> ASSIGNMENT: Write the data out again in full, with no departure from the original.

> INFORMATION SUPPLIED:
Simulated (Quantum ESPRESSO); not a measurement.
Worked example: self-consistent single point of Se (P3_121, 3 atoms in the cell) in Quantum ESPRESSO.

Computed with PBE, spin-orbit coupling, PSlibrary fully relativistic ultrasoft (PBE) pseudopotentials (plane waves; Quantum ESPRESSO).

> EXPECTED ANSWER:
Simulated (Quantum ESPRESSO); not a measurement.
Worked example: self-consistent single point of Se (P3_121, 3 atoms in the cell) in Quantum ESPRESSO.

Computed with PBE, spin-orbit coupling, PSlibrary fully relativistic ultrasoft (PBE) pseudopotentials (plane waves; Quantum ESPRESSO).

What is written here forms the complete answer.